### RECORD EXTRACTS
#####

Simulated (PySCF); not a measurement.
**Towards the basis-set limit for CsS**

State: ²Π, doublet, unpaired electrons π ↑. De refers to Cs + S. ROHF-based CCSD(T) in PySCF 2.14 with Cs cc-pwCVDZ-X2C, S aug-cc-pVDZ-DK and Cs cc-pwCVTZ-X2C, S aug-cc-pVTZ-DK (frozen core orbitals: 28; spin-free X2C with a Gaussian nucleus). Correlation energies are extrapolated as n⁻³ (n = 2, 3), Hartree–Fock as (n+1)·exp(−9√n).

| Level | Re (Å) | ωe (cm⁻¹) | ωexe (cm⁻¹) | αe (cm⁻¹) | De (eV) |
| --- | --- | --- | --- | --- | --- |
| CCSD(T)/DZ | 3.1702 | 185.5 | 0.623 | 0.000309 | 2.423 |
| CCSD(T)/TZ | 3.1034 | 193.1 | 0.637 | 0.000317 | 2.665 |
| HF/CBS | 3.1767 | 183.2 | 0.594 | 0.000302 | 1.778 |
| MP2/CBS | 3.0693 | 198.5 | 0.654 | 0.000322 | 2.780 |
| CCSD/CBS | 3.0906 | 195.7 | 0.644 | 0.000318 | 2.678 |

#####

### WORK ORDER
Retype exactly the span of lines from the one with "(cm⁻¹) | De (eV) |" through the one with "0.000322 | 2.780 |"; include both ends and omit the rest of the material.

### TASK RESPONSE
| Level | Re (Å) | ωe (cm⁻¹) | ωexe (cm⁻¹) | αe (cm⁻¹) | De (eV) |
| --- | --- | --- | --- | --- | --- |
| CCSD(T)/DZ | 3.1702 | 185.5 | 0.623 | 0.000309 | 2.423 |
| CCSD(T)/TZ | 3.1034 | 193.1 | 0.637 | 0.000317 | 2.665 |
| HF/CBS | 3.1767 | 183.2 | 0.594 | 0.000302 | 1.778 |
| MP2/CBS | 3.0693 | 198.5 | 0.654 | 0.000322 | 2.780 |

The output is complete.